Start of Source information

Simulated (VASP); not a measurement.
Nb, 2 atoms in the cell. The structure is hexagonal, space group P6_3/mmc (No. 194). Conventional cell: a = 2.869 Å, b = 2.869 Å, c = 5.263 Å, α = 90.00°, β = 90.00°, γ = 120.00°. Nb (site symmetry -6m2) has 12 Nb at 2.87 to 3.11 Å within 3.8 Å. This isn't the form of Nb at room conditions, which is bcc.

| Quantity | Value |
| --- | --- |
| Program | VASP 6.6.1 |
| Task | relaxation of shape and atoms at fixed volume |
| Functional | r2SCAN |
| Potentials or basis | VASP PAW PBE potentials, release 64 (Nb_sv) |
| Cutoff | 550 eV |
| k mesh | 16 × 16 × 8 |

End of Source information

* _Work request_
Write the records out once more, exactly as shown.

* _Worked solution_
Simulated (VASP); not a measurement.
Nb, 2 atoms in the cell. The structure is hexagonal, space group P6_3/mmc (No. 194). Conventional cell: a = 2.869 Å, b = 2.869 Å, c = 5.263 Å, α = 90.00°, β = 90.00°, γ = 120.00°. Nb (site symmetry -6m2) has 12 Nb at 2.87 to 3.11 Å within 3.8 Å. This isn't the form of Nb at room conditions, which is bcc.

| Quantity | Value |
| --- | --- |
| Program | VASP 6.6.1 |
| Task | relaxation of shape and atoms at fixed volume |
| Functional | r2SCAN |
| Potentials or basis | VASP PAW PBE potentials, release 64 (Nb_sv) |
| Cutoff | 550 eV |
| k mesh | 16 × 16 × 8 |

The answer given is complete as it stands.